_Assigned task:_
Every line of the material that follows must be printed again exactly.

_Source information:_
------------------------

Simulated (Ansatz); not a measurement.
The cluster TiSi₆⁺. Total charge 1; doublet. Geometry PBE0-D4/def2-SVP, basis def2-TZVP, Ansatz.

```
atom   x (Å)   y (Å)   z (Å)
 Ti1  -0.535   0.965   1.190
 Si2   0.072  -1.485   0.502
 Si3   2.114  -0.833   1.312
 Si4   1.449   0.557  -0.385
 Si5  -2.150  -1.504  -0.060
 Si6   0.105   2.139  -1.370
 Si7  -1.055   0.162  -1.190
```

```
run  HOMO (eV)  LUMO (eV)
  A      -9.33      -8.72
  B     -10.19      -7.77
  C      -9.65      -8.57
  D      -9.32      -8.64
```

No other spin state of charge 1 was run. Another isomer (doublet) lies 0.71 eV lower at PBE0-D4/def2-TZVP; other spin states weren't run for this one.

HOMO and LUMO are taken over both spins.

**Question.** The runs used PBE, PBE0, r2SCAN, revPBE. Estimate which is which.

------------------------

_Answer area:_
Simulated (Ansatz); not a measurement.
The cluster TiSi₆⁺. Total charge 1; doublet. Geometry PBE0-D4/def2-SVP, basis def2-TZVP, Ansatz.

```
atom   x (Å)   y (Å)   z (Å)
 Ti1  -0.535   0.965   1.190
 Si2   0.072  -1.485   0.502
 Si3   2.114  -0.833   1.312
 Si4   1.449   0.557  -0.385
 Si5  -2.150  -1.504  -0.060
 Si6   0.105   2.139  -1.370
 Si7  -1.055   0.162  -1.190
```

```
run  HOMO (eV)  LUMO (eV)
  A      -9.33      -8.72
  B     -10.19      -7.77
  C      -9.65      -8.57
  D      -9.32      -8.64
```

No other spin state of charge 1 was run. Another isomer (doublet) lies 0.71 eV lower at PBE0-D4/def2-TZVP; other spin states weren't run for this one.

HOMO and LUMO are taken over both spins.

**Question.** The runs used PBE, PBE0, r2SCAN, revPBE. Estimate which is which.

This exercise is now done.